- Work request
Write out the whole listing again so that each line matches the original.

[Records shown Boundary: Start]
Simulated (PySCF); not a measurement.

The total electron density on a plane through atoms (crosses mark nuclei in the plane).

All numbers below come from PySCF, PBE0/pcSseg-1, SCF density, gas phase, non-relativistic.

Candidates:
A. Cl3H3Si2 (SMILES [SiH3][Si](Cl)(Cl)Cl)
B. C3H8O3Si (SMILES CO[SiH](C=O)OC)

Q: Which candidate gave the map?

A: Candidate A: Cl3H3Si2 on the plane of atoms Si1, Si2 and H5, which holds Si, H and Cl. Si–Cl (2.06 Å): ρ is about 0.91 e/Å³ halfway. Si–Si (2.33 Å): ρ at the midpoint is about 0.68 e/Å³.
[Records shown Boundary: End]

- Answer area
Simulated (PySCF); not a measurement.

The total electron density on a plane through atoms (crosses mark nuclei in the plane).

All numbers below come from PySCF, PBE0/pcSseg-1, SCF density, gas phase, non-relativistic.

Candidates:
A. Cl3H3Si2 (SMILES [SiH3][Si](Cl)(Cl)Cl)
B. C3H8O3Si (SMILES CO[SiH](C=O)OC)

Q: Which candidate gave the map?

A: Candidate A: Cl3H3Si2 on the plane of atoms Si1, Si2 and H5, which holds Si, H and Cl. Si–Cl (2.06 Å): ρ is about 0.91 e/Å³ halfway. Si–Si (2.33 Å): ρ at the midpoint is about 0.68 e/Å³.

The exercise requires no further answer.